<<<<
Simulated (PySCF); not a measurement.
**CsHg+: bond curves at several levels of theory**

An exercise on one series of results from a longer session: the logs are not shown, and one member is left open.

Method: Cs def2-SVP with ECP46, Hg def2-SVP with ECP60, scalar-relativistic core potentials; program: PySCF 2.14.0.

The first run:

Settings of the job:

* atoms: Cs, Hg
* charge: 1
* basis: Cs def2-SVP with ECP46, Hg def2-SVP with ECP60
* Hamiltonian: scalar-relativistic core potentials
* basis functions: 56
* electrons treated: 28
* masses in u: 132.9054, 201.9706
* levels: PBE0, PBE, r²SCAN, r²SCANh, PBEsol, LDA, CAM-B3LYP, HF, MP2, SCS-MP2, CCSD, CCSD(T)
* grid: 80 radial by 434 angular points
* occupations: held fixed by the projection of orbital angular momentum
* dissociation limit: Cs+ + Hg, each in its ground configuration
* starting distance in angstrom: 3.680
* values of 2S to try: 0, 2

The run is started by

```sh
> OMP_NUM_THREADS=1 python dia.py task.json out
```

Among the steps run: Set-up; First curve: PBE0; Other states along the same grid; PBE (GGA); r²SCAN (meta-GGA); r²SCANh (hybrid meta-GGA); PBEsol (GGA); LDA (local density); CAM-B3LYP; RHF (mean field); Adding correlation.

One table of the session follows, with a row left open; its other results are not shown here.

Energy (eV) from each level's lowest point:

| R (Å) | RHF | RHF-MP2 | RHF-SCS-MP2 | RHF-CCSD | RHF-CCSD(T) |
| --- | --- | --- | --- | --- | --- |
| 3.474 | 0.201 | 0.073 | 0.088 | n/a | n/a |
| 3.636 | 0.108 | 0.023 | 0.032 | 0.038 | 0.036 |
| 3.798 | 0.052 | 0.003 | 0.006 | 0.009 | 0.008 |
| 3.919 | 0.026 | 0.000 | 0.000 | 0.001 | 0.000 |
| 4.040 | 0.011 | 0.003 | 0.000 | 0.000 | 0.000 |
>>>>

■ **REQUIRED ACTION**:
Out of the entries above, write out only the lines between the line holding "Hamiltonian: scalar-relativistic core potentials" and the line holding "orbital angular momentum", inclusive, each exactly as given.

■ **REPLY**:
* Hamiltonian: scalar-relativistic core potentials
* basis functions: 56
* electrons treated: 28
* masses in u: 132.9054, 201.9706
* levels: PBE0, PBE, r²SCAN, r²SCANh, PBEsol, LDA, CAM-B3LYP, HF, MP2, SCS-MP2, CCSD, CCSD(T)
* grid: 80 radial by 434 angular points
* occupations: held fixed by the projection of orbital angular momentum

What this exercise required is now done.